BEGIN
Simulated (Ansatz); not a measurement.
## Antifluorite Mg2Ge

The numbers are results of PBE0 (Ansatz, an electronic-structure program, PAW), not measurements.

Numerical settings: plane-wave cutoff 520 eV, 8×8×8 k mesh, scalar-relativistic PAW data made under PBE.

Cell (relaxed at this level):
END

→ **Work request**:
Please write out the entries above in full, exactly as they read.

→ **Task result**:
Simulated (Ansatz); not a measurement.
## Antifluorite Mg2Ge

The numbers are results of PBE0 (Ansatz, an electronic-structure program, PAW), not measurements.

Numerical settings: plane-wave cutoff 520 eV, 8×8×8 k mesh, scalar-relativistic PAW data made under PBE.

Cell (relaxed at this level):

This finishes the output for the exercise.